+ + +

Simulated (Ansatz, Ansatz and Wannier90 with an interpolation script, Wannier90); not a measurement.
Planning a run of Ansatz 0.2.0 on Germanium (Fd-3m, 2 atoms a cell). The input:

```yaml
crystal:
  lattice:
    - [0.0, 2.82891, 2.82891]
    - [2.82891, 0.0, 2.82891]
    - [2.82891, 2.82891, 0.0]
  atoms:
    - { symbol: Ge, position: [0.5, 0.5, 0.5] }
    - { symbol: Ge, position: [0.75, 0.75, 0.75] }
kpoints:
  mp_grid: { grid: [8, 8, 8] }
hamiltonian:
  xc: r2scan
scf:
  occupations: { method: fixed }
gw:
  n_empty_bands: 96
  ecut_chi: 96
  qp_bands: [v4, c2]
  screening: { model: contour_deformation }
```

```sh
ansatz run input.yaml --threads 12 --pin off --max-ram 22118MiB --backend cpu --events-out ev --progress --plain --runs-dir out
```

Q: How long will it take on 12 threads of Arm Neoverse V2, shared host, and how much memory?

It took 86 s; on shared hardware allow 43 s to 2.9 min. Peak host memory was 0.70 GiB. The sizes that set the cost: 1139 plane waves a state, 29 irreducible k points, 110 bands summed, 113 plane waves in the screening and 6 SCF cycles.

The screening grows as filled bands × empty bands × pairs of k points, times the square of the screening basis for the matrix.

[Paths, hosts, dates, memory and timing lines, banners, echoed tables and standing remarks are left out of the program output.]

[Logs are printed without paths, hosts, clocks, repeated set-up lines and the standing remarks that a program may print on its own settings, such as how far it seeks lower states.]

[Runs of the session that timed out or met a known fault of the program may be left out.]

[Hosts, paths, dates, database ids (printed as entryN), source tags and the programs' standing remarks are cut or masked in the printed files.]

+ + +

**Assigned task:**
Keep to the lines above, from the first one through the line where "It took 86 s;" appears, and copy them exactly.

**Response:**
Simulated (Ansatz, Ansatz and Wannier90 with an interpolation script, Wannier90); not a measurement.
Planning a run of Ansatz 0.2.0 on Germanium (Fd-3m, 2 atoms a cell). The input:

```yaml
crystal:
  lattice:
    - [0.0, 2.82891, 2.82891]
    - [2.82891, 0.0, 2.82891]
    - [2.82891, 2.82891, 0.0]
  atoms:
    - { symbol: Ge, position: [0.5, 0.5, 0.5] }
    - { symbol: Ge, position: [0.75, 0.75, 0.75] }
kpoints:
  mp_grid: { grid: [8, 8, 8] }
hamiltonian:
  xc: r2scan
scf:
  occupations: { method: fixed }
gw:
  n_empty_bands: 96
  ecut_chi: 96
  qp_bands: [v4, c2]
  screening: { model: contour_deformation }
```

```sh
ansatz run input.yaml --threads 12 --pin off --max-ram 22118MiB --backend cpu --events-out ev --progress --plain --runs-dir out
```

Q: How long will it take on 12 threads of Arm Neoverse V2, shared host, and how much memory?

It took 86 s; on shared hardware allow 43 s to 2.9 min. Peak host memory was 0.70 GiB. The sizes that set the cost: 1139 plane waves a state, 29 irreducible k points, 110 bands summed, 113 plane waves in the screening and 6 SCF cycles.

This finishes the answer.